• **LISTED ENTRIES**
------------------------
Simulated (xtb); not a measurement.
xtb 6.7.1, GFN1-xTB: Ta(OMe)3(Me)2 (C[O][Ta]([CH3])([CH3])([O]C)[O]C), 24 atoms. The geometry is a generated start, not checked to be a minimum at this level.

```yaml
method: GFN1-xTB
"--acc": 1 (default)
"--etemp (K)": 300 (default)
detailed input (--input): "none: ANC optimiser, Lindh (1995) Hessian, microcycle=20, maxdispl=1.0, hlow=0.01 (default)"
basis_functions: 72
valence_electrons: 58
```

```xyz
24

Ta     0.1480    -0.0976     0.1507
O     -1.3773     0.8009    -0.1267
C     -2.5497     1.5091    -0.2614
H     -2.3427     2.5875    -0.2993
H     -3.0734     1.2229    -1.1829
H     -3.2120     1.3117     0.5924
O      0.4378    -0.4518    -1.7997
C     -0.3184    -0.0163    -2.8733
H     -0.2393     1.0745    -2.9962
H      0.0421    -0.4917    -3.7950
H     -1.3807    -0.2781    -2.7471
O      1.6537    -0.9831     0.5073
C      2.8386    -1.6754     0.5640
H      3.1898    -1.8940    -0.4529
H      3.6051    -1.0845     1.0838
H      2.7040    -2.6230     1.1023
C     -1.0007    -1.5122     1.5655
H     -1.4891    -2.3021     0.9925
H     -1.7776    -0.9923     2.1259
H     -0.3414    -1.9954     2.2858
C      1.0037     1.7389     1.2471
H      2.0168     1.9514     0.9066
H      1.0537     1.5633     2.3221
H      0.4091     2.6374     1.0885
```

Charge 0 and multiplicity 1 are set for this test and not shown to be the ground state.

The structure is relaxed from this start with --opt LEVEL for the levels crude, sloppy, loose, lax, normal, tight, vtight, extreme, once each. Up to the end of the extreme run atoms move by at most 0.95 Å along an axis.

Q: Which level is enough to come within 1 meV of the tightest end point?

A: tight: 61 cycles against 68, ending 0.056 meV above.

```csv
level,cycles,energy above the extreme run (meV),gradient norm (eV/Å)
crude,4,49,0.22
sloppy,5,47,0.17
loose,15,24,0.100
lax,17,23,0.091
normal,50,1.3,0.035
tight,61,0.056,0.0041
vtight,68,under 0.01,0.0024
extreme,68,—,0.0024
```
------------------------

• **ACTION ITEM**
Please output the exact lines of the records above, beginning with the first and stopping after the line that holds "Charge 0 and", and nothing else.

• **WRITTEN REPLY**
Simulated (xtb); not a measurement.
xtb 6.7.1, GFN1-xTB: Ta(OMe)3(Me)2 (C[O][Ta]([CH3])([CH3])([O]C)[O]C), 24 atoms. The geometry is a generated start, not checked to be a minimum at this level.

```yaml
method: GFN1-xTB
"--acc": 1 (default)
"--etemp (K)": 300 (default)
detailed input (--input): "none: ANC optimiser, Lindh (1995) Hessian, microcycle=20, maxdispl=1.0, hlow=0.01 (default)"
basis_functions: 72
valence_electrons: 58
```

```xyz
24

Ta     0.1480    -0.0976     0.1507
O     -1.3773     0.8009    -0.1267
C     -2.5497     1.5091    -0.2614
H     -2.3427     2.5875    -0.2993
H     -3.0734     1.2229    -1.1829
H     -3.2120     1.3117     0.5924
O      0.4378    -0.4518    -1.7997
C     -0.3184    -0.0163    -2.8733
H     -0.2393     1.0745    -2.9962
H      0.0421    -0.4917    -3.7950
H     -1.3807    -0.2781    -2.7471
O      1.6537    -0.9831     0.5073
C      2.8386    -1.6754     0.5640
H      3.1898    -1.8940    -0.4529
H      3.6051    -1.0845     1.0838
H      2.7040    -2.6230     1.1023
C     -1.0007    -1.5122     1.5655
H     -1.4891    -2.3021     0.9925
H     -1.7776    -0.9923     2.1259
H     -0.3414    -1.9954     2.2858
C      1.0037     1.7389     1.2471
H      2.0168     1.9514     0.9066
H      1.0537     1.5633     2.3221
H      0.4091     2.6374     1.0885
```

Charge 0 and multiplicity 1 are set for this test and not shown to be the ground state.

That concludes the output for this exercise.